> REQUIRED ACTION: Every line of the material below should be copied exactly.

(DATASET EXTRACT begins)

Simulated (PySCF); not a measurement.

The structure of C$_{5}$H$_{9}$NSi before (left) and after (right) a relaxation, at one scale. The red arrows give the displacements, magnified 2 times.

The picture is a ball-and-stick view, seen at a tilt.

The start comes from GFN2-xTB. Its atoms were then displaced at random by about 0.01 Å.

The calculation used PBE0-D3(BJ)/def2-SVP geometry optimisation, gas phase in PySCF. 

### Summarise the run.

(DATASET EXTRACT ends)

> ANSWER SPACE:
Simulated (PySCF); not a measurement.

The structure of C$_{5}$H$_{9}$NSi before (left) and after (right) a relaxation, at one scale. The red arrows give the displacements, magnified 2 times.

The picture is a ball-and-stick view, seen at a tilt.

The start comes from GFN2-xTB. Its atoms were then displaced at random by about 0.01 Å.

The calculation used PBE0-D3(BJ)/def2-SVP geometry optimisation, gas phase in PySCF. 

### Summarise the run.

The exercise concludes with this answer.